## SOURCE DATA
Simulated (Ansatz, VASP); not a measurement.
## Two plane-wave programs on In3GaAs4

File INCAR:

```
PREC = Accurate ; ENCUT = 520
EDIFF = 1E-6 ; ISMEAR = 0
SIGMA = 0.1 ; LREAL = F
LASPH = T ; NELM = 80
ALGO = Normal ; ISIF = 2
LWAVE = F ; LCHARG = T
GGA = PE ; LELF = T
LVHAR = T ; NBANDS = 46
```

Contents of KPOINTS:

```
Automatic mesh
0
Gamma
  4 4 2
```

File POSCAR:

## REQUIREMENT
Copy out every record above once more, precisely as written.

## TASK SOLUTION
Simulated (Ansatz, VASP); not a measurement.
## Two plane-wave programs on In3GaAs4

File INCAR:

```
PREC = Accurate ; ENCUT = 520
EDIFF = 1E-6 ; ISMEAR = 0
SIGMA = 0.1 ; LREAL = F
LASPH = T ; NELM = 80
ALGO = Normal ; ISIF = 2
LWAVE = F ; LCHARG = T
GGA = PE ; LELF = T
LVHAR = T ; NBANDS = 46
```

Contents of KPOINTS:

```
Automatic mesh
0
Gamma
  4 4 2
```

File POSCAR:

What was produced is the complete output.